▶ BRIEF: Stopping right after the line with "Fields along a", please reproduce the material below exactly from its first line.

# # # # #
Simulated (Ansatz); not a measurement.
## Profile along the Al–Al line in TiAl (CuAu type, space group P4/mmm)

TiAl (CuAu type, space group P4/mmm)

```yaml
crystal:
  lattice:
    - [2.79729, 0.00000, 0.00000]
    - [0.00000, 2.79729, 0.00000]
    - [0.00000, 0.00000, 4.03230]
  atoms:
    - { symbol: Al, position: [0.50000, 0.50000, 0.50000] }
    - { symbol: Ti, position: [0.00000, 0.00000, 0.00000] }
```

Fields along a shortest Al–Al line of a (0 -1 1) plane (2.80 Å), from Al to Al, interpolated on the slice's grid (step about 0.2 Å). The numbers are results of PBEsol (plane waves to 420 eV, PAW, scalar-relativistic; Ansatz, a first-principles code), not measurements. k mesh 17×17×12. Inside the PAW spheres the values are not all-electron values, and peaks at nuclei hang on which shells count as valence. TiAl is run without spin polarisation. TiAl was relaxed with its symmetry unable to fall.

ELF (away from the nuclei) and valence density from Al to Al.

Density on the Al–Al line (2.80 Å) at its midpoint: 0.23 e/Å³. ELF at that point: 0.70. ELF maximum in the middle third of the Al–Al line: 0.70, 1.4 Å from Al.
# # # # #

▶ EXERCISE OUTPUT:
Simulated (Ansatz); not a measurement.
## Profile along the Al–Al line in TiAl (CuAu type, space group P4/mmm)

TiAl (CuAu type, space group P4/mmm)

```yaml
crystal:
  lattice:
    - [2.79729, 0.00000, 0.00000]
    - [0.00000, 2.79729, 0.00000]
    - [0.00000, 0.00000, 4.03230]
  atoms:
    - { symbol: Al, position: [0.50000, 0.50000, 0.50000] }
    - { symbol: Ti, position: [0.00000, 0.00000, 0.00000] }
```

Fields along a shortest Al–Al line of a (0 -1 1) plane (2.80 Å), from Al to Al, interpolated on the slice's grid (step about 0.2 Å). The numbers are results of PBEsol (plane waves to 420 eV, PAW, scalar-relativistic; Ansatz, a first-principles code), not measurements. k mesh 17×17×12. Inside the PAW spheres the values are not all-electron values, and peaks at nuclei hang on which shells count as valence. TiAl is run without spin polarisation. TiAl was relaxed with its symmetry unable to fall.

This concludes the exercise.